## [INFORMATION]
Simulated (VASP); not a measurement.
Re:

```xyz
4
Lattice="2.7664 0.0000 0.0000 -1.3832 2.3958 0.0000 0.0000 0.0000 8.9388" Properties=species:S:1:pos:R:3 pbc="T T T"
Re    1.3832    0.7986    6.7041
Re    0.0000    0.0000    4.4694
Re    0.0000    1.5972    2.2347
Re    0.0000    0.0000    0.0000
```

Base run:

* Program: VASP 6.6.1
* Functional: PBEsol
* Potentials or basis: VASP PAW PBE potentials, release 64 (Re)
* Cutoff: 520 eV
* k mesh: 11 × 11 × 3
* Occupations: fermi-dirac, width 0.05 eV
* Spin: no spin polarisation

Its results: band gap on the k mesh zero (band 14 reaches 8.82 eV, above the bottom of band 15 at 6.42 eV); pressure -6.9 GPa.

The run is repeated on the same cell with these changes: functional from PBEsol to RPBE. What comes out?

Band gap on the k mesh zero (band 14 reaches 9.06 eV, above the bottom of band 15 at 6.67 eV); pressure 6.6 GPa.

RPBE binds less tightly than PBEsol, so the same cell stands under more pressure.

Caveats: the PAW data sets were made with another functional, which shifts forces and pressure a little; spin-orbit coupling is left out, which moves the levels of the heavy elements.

## [WORK REQUEST]
Output every record above exactly as it was given.

## [SOLUTION]
Simulated (VASP); not a measurement.
Re:

```xyz
4
Lattice="2.7664 0.0000 0.0000 -1.3832 2.3958 0.0000 0.0000 0.0000 8.9388" Properties=species:S:1:pos:R:3 pbc="T T T"
Re    1.3832    0.7986    6.7041
Re    0.0000    0.0000    4.4694
Re    0.0000    1.5972    2.2347
Re    0.0000    0.0000    0.0000
```

Base run:

* Program: VASP 6.6.1
* Functional: PBEsol
* Potentials or basis: VASP PAW PBE potentials, release 64 (Re)
* Cutoff: 520 eV
* k mesh: 11 × 11 × 3
* Occupations: fermi-dirac, width 0.05 eV
* Spin: no spin polarisation

Its results: band gap on the k mesh zero (band 14 reaches 8.82 eV, above the bottom of band 15 at 6.42 eV); pressure -6.9 GPa.

The run is repeated on the same cell with these changes: functional from PBEsol to RPBE. What comes out?

Band gap on the k mesh zero (band 14 reaches 9.06 eV, above the bottom of band 15 at 6.67 eV); pressure 6.6 GPa.

RPBE binds less tightly than PBEsol, so the same cell stands under more pressure.

Caveats: the PAW data sets were made with another functional, which shifts forces and pressure a little; spin-orbit coupling is left out, which moves the levels of the heavy elements.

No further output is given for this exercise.